*** Block opens ***
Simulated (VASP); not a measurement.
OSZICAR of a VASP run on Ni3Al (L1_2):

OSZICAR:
*** Block closes ***

# TASK ITEM
Every single entry is to be retyped exactly.

# ANSWER AREA
Simulated (VASP); not a measurement.
OSZICAR of a VASP run on Ni3Al (L1_2):

OSZICAR:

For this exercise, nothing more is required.